_Work order_. Transcribe the data exactly, stopping after the "Q: Fit y = c2" line.

_Record extracts_.
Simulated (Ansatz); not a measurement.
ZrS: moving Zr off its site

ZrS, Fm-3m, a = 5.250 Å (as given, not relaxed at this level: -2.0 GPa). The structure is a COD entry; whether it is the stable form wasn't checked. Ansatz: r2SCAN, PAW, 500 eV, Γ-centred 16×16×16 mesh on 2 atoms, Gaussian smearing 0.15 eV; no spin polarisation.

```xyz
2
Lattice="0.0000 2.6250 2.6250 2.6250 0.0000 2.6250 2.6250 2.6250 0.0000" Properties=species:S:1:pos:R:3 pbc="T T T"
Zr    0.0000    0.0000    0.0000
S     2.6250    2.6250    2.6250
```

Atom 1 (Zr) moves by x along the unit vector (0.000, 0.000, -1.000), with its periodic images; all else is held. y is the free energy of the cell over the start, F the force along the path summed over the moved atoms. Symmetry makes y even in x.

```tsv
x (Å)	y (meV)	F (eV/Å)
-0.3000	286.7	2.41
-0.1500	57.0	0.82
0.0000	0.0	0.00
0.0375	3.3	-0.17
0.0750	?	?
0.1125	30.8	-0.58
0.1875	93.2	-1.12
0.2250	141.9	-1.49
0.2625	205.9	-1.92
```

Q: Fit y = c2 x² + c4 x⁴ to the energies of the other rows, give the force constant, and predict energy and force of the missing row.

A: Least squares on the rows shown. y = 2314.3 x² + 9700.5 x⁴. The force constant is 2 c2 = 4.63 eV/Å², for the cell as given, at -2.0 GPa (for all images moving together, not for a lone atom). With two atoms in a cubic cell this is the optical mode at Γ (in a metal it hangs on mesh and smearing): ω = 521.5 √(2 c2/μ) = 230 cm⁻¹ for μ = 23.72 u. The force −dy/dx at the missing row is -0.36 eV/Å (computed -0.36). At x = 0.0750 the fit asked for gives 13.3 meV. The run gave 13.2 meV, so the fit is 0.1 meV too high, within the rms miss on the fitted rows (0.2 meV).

_Expected answer_.
Simulated (Ansatz); not a measurement.
ZrS: moving Zr off its site

ZrS, Fm-3m, a = 5.250 Å (as given, not relaxed at this level: -2.0 GPa). The structure is a COD entry; whether it is the stable form wasn't checked. Ansatz: r2SCAN, PAW, 500 eV, Γ-centred 16×16×16 mesh on 2 atoms, Gaussian smearing 0.15 eV; no spin polarisation.

```xyz
2
Lattice="0.0000 2.6250 2.6250 2.6250 0.0000 2.6250 2.6250 2.6250 0.0000" Properties=species:S:1:pos:R:3 pbc="T T T"
Zr    0.0000    0.0000    0.0000
S     2.6250    2.6250    2.6250
```

Atom 1 (Zr) moves by x along the unit vector (0.000, 0.000, -1.000), with its periodic images; all else is held. y is the free energy of the cell over the start, F the force along the path summed over the moved atoms. Symmetry makes y even in x.

```tsv
x (Å)	y (meV)	F (eV/Å)
-0.3000	286.7	2.41
-0.1500	57.0	0.82
0.0000	0.0	0.00
0.0375	3.3	-0.17
0.0750	?	?
0.1125	30.8	-0.58
0.1875	93.2	-1.12
0.2250	141.9	-1.49
0.2625	205.9	-1.92
```

Q: Fit y = c2 x² + c4 x⁴ to the energies of the other rows, give the force constant, and predict energy and force of the missing row.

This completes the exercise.